PROVIDED INFORMATION –
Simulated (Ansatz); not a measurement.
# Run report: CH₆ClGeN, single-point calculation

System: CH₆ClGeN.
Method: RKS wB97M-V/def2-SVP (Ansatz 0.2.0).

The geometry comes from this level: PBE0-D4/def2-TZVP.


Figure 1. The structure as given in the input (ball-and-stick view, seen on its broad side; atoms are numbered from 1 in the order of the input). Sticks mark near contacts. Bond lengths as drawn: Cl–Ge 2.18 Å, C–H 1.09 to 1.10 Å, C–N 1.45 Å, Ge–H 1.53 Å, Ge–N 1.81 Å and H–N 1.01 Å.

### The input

ACTIVITY –
Write the entire listing out again, word for word.

TASK RESPONSE –
Simulated (Ansatz); not a measurement.
# Run report: CH₆ClGeN, single-point calculation

System: CH₆ClGeN.
Method: RKS wB97M-V/def2-SVP (Ansatz 0.2.0).

The geometry comes from this level: PBE0-D4/def2-TZVP.


Figure 1. The structure as given in the input (ball-and-stick view, seen on its broad side; atoms are numbered from 1 in the order of the input). Sticks mark near contacts. Bond lengths as drawn: Cl–Ge 2.18 Å, C–H 1.09 to 1.10 Å, C–N 1.45 Å, Ge–H 1.53 Å, Ge–N 1.81 Å and H–N 1.01 Å.

### The input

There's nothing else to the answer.